**Study material**.
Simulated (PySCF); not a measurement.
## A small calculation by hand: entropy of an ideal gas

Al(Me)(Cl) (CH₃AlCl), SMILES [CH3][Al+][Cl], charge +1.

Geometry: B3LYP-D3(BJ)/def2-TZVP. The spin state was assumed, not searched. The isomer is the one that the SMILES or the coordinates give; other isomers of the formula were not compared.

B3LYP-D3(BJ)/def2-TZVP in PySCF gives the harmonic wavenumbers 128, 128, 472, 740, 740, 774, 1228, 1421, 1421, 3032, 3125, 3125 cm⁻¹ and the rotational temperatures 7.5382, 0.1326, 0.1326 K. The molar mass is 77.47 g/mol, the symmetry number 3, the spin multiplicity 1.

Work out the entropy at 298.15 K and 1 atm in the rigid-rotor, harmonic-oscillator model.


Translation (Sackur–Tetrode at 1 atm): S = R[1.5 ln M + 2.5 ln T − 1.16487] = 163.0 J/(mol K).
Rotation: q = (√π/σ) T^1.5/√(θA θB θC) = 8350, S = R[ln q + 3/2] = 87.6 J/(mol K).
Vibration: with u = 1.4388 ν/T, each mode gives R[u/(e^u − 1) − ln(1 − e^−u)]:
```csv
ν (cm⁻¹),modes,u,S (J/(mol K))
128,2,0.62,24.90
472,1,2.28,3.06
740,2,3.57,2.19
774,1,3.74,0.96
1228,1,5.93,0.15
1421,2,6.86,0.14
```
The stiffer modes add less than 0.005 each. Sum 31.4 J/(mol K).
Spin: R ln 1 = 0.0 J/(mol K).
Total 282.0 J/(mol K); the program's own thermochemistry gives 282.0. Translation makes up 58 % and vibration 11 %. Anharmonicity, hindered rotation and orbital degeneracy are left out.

**Work item**.
Give back exactly the material above from its opening line to the line bearing "Geometry: B3LYP-D3(BJ)/def2-TZVP. The".

**Response box**.
Simulated (PySCF); not a measurement.
## A small calculation by hand: entropy of an ideal gas

Al(Me)(Cl) (CH₃AlCl), SMILES [CH3][Al+][Cl], charge +1.

Geometry: B3LYP-D3(BJ)/def2-TZVP. The spin state was assumed, not searched. The isomer is the one that the SMILES or the coordinates give; other isomers of the formula were not compared.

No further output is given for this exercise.